Every line of the data is to be output verbatim.

[Data records]
• • • • •
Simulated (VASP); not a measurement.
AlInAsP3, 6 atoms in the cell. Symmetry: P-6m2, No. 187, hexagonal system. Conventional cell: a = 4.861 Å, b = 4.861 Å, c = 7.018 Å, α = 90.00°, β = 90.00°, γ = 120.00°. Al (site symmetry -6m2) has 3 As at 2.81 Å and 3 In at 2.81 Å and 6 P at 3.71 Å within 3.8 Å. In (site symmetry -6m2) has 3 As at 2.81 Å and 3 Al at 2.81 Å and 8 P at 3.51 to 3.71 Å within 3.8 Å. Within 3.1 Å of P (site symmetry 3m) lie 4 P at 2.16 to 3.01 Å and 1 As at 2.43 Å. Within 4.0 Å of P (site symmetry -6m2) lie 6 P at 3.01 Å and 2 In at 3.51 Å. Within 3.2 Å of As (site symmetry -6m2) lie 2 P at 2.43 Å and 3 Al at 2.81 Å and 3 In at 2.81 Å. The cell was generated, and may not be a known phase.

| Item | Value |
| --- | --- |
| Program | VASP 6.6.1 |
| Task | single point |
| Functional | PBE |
• • • • •

[Reply]
Simulated (VASP); not a measurement.
AlInAsP3, 6 atoms in the cell. Symmetry: P-6m2, No. 187, hexagonal system. Conventional cell: a = 4.861 Å, b = 4.861 Å, c = 7.018 Å, α = 90.00°, β = 90.00°, γ = 120.00°. Al (site symmetry -6m2) has 3 As at 2.81 Å and 3 In at 2.81 Å and 6 P at 3.71 Å within 3.8 Å. In (site symmetry -6m2) has 3 As at 2.81 Å and 3 Al at 2.81 Å and 8 P at 3.51 to 3.71 Å within 3.8 Å. Within 3.1 Å of P (site symmetry 3m) lie 4 P at 2.16 to 3.01 Å and 1 As at 2.43 Å. Within 4.0 Å of P (site symmetry -6m2) lie 6 P at 3.01 Å and 2 In at 3.51 Å. Within 3.2 Å of As (site symmetry -6m2) lie 2 P at 2.43 Å and 3 Al at 2.81 Å and 3 In at 2.81 Å. The cell was generated, and may not be a known phase.

| Item | Value |
| --- | --- |
| Program | VASP 6.6.1 |
| Task | single point |
| Functional | PBE |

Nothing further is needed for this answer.